**Assigned task**
In the listing below, repeat exactly every line from the first through the line containing "-2.815 | 0.839 |", with nothing else.

**Recorded data**
== Segment start ==

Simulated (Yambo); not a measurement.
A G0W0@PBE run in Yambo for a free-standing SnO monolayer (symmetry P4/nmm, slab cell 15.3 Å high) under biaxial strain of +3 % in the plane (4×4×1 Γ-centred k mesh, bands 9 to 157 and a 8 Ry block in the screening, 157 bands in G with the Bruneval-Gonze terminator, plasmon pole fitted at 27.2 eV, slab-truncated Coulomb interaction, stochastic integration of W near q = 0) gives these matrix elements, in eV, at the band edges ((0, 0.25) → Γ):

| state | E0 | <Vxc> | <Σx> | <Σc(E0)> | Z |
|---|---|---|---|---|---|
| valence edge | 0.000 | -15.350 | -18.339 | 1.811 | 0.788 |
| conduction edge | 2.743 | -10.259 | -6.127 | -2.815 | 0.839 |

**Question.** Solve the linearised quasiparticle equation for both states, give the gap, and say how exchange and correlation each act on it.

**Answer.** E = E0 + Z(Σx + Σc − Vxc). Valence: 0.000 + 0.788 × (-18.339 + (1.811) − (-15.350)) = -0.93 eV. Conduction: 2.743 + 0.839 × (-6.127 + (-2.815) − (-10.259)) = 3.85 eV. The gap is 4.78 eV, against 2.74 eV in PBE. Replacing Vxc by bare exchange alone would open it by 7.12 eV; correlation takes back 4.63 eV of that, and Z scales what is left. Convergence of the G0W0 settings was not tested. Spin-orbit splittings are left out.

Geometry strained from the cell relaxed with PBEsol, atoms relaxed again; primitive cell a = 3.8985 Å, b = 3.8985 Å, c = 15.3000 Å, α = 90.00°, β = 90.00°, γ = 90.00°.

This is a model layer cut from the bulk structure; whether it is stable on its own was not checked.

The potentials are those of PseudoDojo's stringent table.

== Segment end ==

**Exercise result**
Simulated (Yambo); not a measurement.
A G0W0@PBE run in Yambo for a free-standing SnO monolayer (symmetry P4/nmm, slab cell 15.3 Å high) under biaxial strain of +3 % in the plane (4×4×1 Γ-centred k mesh, bands 9 to 157 and a 8 Ry block in the screening, 157 bands in G with the Bruneval-Gonze terminator, plasmon pole fitted at 27.2 eV, slab-truncated Coulomb interaction, stochastic integration of W near q = 0) gives these matrix elements, in eV, at the band edges ((0, 0.25) → Γ):

| state | E0 | <Vxc> | <Σx> | <Σc(E0)> | Z |
|---|---|---|---|---|---|
| valence edge | 0.000 | -15.350 | -18.339 | 1.811 | 0.788 |
| conduction edge | 2.743 | -10.259 | -6.127 | -2.815 | 0.839 |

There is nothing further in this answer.